Segment Open
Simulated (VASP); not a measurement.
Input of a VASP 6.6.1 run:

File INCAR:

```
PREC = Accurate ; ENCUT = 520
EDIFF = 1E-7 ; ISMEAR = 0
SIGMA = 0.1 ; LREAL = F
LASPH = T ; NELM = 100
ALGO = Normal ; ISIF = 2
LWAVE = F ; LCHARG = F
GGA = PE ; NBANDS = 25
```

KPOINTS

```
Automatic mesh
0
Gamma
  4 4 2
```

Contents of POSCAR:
Segment Closed

Work item: Every line in the material must be retyped exactly, with none omitted.

Answer section:
Simulated (VASP); not a measurement.
Input of a VASP 6.6.1 run:

File INCAR:

```
PREC = Accurate ; ENCUT = 520
EDIFF = 1E-7 ; ISMEAR = 0
SIGMA = 0.1 ; LREAL = F
LASPH = T ; NELM = 100
ALGO = Normal ; ISIF = 2
LWAVE = F ; LCHARG = F
GGA = PE ; NBANDS = 25
```

KPOINTS

```
Automatic mesh
0
Gamma
  4 4 2
```

Contents of POSCAR:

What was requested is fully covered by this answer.